SUPPLIED MATERIAL
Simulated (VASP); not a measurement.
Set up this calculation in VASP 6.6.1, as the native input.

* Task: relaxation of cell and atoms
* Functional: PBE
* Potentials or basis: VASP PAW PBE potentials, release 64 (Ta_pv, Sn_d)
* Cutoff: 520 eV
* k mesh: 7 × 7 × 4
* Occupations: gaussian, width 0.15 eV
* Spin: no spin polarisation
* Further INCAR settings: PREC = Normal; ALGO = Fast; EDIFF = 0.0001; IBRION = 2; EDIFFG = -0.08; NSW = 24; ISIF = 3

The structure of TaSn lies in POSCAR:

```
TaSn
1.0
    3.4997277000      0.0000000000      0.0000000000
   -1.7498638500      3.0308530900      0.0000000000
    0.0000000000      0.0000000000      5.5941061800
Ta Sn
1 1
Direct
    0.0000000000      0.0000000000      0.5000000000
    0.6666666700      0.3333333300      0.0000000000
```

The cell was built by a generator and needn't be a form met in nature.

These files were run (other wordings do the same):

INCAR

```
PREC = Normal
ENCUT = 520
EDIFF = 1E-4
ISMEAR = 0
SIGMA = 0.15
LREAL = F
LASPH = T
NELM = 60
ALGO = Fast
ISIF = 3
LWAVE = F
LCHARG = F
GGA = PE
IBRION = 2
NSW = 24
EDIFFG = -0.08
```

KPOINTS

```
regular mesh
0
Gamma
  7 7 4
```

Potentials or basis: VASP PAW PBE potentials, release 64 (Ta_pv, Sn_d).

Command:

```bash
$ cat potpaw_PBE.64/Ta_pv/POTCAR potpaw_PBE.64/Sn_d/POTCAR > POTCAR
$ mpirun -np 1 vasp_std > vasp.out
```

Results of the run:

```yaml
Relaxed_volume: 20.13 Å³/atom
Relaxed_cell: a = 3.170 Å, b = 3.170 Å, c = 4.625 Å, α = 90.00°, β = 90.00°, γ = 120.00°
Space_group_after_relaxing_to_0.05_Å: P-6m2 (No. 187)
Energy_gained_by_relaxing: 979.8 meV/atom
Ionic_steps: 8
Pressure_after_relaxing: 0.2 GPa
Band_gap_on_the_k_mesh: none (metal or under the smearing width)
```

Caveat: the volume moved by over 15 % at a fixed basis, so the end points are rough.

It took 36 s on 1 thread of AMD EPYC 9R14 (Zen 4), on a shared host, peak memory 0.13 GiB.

REQUIRED ACTION
Reproduce verbatim the lines above, from the line with "Results of the" through the line with "Caveat: the volume".

WRITTEN RESPONSE
Results of the run:

```yaml
Relaxed_volume: 20.13 Å³/atom
Relaxed_cell: a = 3.170 Å, b = 3.170 Å, c = 4.625 Å, α = 90.00°, β = 90.00°, γ = 120.00°
Space_group_after_relaxing_to_0.05_Å: P-6m2 (No. 187)
Energy_gained_by_relaxing: 979.8 meV/atom
Ionic_steps: 8
Pressure_after_relaxing: 0.2 GPa
Band_gap_on_the_k_mesh: none (metal or under the smearing width)
```

Caveat: the volume moved by over 15 % at a fixed basis, so the end points are rough.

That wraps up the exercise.